— PROVIDED DATA —
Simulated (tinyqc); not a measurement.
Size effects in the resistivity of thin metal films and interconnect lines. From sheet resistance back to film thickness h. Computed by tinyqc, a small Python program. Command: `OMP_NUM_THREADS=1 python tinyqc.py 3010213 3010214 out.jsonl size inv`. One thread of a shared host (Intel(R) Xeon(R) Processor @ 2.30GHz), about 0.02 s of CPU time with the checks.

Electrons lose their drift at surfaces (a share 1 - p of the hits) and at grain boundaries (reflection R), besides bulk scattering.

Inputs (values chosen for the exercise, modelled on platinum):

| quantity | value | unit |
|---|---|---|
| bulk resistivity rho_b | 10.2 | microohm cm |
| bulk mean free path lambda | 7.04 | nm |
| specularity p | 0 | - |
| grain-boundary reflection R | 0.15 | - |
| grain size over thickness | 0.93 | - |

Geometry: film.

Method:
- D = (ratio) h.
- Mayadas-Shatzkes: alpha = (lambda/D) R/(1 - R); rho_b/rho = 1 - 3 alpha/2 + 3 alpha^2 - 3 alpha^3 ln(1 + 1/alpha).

— REQUIREMENT —
Retype every line of the data above exactly.

— PROBLEM SOLUTION —
Simulated (tinyqc); not a measurement.
Size effects in the resistivity of thin metal films and interconnect lines. From sheet resistance back to film thickness h. Computed by tinyqc, a small Python program. Command: `OMP_NUM_THREADS=1 python tinyqc.py 3010213 3010214 out.jsonl size inv`. One thread of a shared host (Intel(R) Xeon(R) Processor @ 2.30GHz), about 0.02 s of CPU time with the checks.

Electrons lose their drift at surfaces (a share 1 - p of the hits) and at grain boundaries (reflection R), besides bulk scattering.

Inputs (values chosen for the exercise, modelled on platinum):

| quantity | value | unit |
|---|---|---|
| bulk resistivity rho_b | 10.2 | microohm cm |
| bulk mean free path lambda | 7.04 | nm |
| specularity p | 0 | - |
| grain-boundary reflection R | 0.15 | - |
| grain size over thickness | 0.93 | - |

Geometry: film.

Method:
- D = (ratio) h.
- Mayadas-Shatzkes: alpha = (lambda/D) R/(1 - R); rho_b/rho = 1 - 3 alpha/2 + 3 alpha^2 - 3 alpha^3 ln(1 + 1/alpha).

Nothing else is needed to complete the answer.